**Assignment**: Your task is to copy the lines of the data below from the line holding "C) Cl[Si@@H]1CC[SiH2]1" through the line holding "D) [SiH3][SiH2]/C=C/Cl", inclusive, exactly and with nothing added.

[Entries provided Boundary: Start]
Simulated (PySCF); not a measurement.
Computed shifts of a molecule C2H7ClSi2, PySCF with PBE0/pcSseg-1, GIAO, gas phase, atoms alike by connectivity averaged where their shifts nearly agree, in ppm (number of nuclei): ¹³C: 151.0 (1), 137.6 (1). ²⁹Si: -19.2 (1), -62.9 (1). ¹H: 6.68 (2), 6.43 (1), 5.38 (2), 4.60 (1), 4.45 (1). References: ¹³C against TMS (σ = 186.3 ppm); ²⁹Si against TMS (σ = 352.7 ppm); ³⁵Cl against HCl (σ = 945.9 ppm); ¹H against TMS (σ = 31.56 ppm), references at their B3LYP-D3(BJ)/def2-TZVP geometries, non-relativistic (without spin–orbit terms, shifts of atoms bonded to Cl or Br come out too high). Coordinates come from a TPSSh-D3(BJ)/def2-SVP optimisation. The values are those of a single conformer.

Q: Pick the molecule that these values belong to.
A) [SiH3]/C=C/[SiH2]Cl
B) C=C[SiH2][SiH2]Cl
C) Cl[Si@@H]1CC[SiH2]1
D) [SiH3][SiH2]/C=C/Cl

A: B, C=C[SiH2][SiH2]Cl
[Entries provided Boundary: End]

**Response box**:
C) Cl[Si@@H]1CC[SiH2]1
D) [SiH3][SiH2]/C=C/Cl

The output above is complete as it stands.